== == ==
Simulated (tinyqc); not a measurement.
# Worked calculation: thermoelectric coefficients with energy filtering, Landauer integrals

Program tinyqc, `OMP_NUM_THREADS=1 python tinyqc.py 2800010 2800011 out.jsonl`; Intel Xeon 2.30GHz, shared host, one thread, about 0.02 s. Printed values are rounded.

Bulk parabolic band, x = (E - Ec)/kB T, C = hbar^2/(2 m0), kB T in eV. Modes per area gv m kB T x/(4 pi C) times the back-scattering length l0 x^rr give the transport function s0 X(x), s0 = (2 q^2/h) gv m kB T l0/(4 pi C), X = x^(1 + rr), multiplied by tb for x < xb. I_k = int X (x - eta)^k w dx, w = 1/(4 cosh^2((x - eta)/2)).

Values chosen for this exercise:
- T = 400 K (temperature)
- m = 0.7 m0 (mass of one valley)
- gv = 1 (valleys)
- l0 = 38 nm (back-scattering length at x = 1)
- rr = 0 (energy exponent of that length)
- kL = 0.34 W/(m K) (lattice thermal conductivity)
== == ==

ACTION ITEM: Having read the entries above, repeat them exactly.

YOUR RESPONSE:
Simulated (tinyqc); not a measurement.
# Worked calculation: thermoelectric coefficients with energy filtering, Landauer integrals

Program tinyqc, `OMP_NUM_THREADS=1 python tinyqc.py 2800010 2800011 out.jsonl`; Intel Xeon 2.30GHz, shared host, one thread, about 0.02 s. Printed values are rounded.

Bulk parabolic band, x = (E - Ec)/kB T, C = hbar^2/(2 m0), kB T in eV. Modes per area gv m kB T x/(4 pi C) times the back-scattering length l0 x^rr give the transport function s0 X(x), s0 = (2 q^2/h) gv m kB T l0/(4 pi C), X = x^(1 + rr), multiplied by tb for x < xb. I_k = int X (x - eta)^k w dx, w = 1/(4 cosh^2((x - eta)/2)).

Values chosen for this exercise:
- T = 400 K (temperature)
- m = 0.7 m0 (mass of one valley)
- gv = 1 (valleys)
- l0 = 38 nm (back-scattering length at x = 1)
- rr = 0 (energy exponent of that length)
- kL = 0.34 W/(m K) (lattice thermal conductivity)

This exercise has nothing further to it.